++++ Dataset content ++++

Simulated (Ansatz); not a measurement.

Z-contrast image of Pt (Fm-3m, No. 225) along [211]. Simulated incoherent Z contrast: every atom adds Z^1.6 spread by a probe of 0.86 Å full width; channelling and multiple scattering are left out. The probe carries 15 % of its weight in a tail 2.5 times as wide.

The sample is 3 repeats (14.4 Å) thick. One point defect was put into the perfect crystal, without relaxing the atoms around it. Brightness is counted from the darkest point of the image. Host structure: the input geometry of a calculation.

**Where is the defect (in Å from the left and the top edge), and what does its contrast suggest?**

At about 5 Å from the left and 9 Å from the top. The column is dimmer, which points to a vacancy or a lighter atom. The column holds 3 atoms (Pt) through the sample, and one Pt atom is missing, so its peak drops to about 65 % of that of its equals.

++++

Assignment ▸ Each line from the start of the listing above through the line containing "its contrast suggest?**" must be reproduced exactly. Leave out the rest.

Reply ▸
Simulated (Ansatz); not a measurement.

Z-contrast image of Pt (Fm-3m, No. 225) along [211]. Simulated incoherent Z contrast: every atom adds Z^1.6 spread by a probe of 0.86 Å full width; channelling and multiple scattering are left out. The probe carries 15 % of its weight in a tail 2.5 times as wide.

The sample is 3 repeats (14.4 Å) thick. One point defect was put into the perfect crystal, without relaxing the atoms around it. Brightness is counted from the darkest point of the image. Host structure: the input geometry of a calculation.

**Where is the defect (in Å from the left and the top edge), and what does its contrast suggest?**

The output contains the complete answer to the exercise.